Action item - For this exercise, restate word for word only the lines from the first line of the data to the line containing "Atoms: N1, H2, H3, H4.".

*** Begin section ***

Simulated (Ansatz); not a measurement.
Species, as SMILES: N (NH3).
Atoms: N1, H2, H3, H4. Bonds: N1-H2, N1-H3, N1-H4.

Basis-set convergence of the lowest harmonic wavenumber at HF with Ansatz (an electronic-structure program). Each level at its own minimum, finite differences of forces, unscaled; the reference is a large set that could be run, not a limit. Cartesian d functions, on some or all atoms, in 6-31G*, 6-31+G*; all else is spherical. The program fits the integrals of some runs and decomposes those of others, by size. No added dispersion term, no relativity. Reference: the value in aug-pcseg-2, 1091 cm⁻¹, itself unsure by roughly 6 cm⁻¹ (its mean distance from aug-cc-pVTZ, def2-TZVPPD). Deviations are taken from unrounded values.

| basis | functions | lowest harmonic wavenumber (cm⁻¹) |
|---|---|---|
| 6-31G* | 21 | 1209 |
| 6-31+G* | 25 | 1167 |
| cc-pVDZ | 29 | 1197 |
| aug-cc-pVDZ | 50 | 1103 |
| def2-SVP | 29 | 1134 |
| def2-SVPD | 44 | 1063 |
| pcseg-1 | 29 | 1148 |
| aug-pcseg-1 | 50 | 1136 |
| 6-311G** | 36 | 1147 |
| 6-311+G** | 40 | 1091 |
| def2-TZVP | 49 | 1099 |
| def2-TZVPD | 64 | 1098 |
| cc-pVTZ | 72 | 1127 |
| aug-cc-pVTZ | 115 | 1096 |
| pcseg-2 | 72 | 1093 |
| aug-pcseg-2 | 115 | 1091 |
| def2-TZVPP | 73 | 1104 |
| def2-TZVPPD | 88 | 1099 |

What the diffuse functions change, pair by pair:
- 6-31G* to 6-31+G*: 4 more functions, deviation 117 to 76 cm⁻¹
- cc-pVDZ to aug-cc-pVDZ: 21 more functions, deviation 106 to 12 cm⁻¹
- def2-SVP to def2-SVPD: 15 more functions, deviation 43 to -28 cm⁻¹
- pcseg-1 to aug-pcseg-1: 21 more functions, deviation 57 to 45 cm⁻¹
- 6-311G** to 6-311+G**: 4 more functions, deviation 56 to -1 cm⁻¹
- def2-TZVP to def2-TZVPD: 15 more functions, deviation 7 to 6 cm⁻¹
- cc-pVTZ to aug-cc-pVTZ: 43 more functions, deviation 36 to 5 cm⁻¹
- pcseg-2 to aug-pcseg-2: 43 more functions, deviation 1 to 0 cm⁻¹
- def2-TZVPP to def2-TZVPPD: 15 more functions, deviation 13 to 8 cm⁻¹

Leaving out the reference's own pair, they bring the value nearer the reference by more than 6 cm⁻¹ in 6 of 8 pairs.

*** End section ***

Answer box -
Simulated (Ansatz); not a measurement.
Species, as SMILES: N (NH3).
Atoms: N1, H2, H3, H4. Bonds: N1-H2, N1-H3, N1-H4.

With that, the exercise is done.